→ Action item: Write out once more the lines running from the top of the entries below to the line with "In this ladder: pseudopotentials", both ends included.

------

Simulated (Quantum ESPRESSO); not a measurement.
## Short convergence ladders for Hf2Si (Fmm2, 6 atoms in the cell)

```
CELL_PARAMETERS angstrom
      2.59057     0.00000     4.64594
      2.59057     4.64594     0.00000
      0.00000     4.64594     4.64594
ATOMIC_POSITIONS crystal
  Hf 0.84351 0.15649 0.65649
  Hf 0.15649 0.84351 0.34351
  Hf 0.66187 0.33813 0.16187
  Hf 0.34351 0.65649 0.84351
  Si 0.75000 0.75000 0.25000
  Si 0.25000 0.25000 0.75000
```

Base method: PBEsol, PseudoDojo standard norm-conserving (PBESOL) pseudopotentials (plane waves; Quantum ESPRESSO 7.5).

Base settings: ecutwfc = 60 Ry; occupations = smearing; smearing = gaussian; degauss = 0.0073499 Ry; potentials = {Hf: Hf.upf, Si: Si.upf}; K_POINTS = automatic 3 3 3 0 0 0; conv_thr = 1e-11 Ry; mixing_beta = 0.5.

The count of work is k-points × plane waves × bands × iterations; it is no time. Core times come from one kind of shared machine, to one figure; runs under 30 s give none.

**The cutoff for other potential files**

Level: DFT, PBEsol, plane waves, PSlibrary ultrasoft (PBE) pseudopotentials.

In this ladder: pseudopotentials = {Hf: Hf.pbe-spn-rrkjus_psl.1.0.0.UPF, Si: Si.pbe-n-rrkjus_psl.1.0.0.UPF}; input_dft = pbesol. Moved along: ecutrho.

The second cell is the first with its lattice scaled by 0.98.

------

→ Exercise response:
Simulated (Quantum ESPRESSO); not a measurement.
## Short convergence ladders for Hf2Si (Fmm2, 6 atoms in the cell)

```
CELL_PARAMETERS angstrom
      2.59057     0.00000     4.64594
      2.59057     4.64594     0.00000
      0.00000     4.64594     4.64594
ATOMIC_POSITIONS crystal
  Hf 0.84351 0.15649 0.65649
  Hf 0.15649 0.84351 0.34351
  Hf 0.66187 0.33813 0.16187
  Hf 0.34351 0.65649 0.84351
  Si 0.75000 0.75000 0.25000
  Si 0.25000 0.25000 0.75000
```

Base method: PBEsol, PseudoDojo standard norm-conserving (PBESOL) pseudopotentials (plane waves; Quantum ESPRESSO 7.5).

Base settings: ecutwfc = 60 Ry; occupations = smearing; smearing = gaussian; degauss = 0.0073499 Ry; potentials = {Hf: Hf.upf, Si: Si.upf}; K_POINTS = automatic 3 3 3 0 0 0; conv_thr = 1e-11 Ry; mixing_beta = 0.5.

The count of work is k-points × plane waves × bands × iterations; it is no time. Core times come from one kind of shared machine, to one figure; runs under 30 s give none.

**The cutoff for other potential files**

Level: DFT, PBEsol, plane waves, PSlibrary ultrasoft (PBE) pseudopotentials.

In this ladder: pseudopotentials = {Hf: Hf.pbe-spn-rrkjus_psl.1.0.0.UPF, Si: Si.pbe-n-rrkjus_psl.1.0.0.UPF}; input_dft = pbesol. Moved along: ecutrho.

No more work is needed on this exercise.